Source information:
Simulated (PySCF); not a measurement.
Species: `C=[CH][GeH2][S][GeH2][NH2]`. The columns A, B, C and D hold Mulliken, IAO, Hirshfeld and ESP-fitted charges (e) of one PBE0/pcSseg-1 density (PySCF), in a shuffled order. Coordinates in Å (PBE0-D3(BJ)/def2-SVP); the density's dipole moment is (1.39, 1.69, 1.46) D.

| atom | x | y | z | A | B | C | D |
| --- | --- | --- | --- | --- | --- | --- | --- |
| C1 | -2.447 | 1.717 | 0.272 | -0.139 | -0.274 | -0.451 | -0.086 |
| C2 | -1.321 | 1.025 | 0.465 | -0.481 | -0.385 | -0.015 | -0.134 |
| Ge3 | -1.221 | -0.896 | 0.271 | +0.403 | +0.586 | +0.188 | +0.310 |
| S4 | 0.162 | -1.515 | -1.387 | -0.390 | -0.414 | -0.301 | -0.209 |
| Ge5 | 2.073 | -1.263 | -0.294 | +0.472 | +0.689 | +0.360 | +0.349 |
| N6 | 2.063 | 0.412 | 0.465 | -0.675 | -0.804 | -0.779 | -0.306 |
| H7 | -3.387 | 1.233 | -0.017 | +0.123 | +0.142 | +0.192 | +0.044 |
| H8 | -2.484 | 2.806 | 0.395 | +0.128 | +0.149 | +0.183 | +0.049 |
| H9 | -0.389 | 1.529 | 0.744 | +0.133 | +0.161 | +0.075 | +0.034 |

Exercise:
A word-for-word copy of the entries, from the first line through the line containing "-0.451 | -0.086 |", is the whole answer.

Response box:
Simulated (PySCF); not a measurement.
Species: `C=[CH][GeH2][S][GeH2][NH2]`. The columns A, B, C and D hold Mulliken, IAO, Hirshfeld and ESP-fitted charges (e) of one PBE0/pcSseg-1 density (PySCF), in a shuffled order. Coordinates in Å (PBE0-D3(BJ)/def2-SVP); the density's dipole moment is (1.39, 1.69, 1.46) D.

| atom | x | y | z | A | B | C | D |
| --- | --- | --- | --- | --- | --- | --- | --- |
| C1 | -2.447 | 1.717 | 0.272 | -0.139 | -0.274 | -0.451 | -0.086 |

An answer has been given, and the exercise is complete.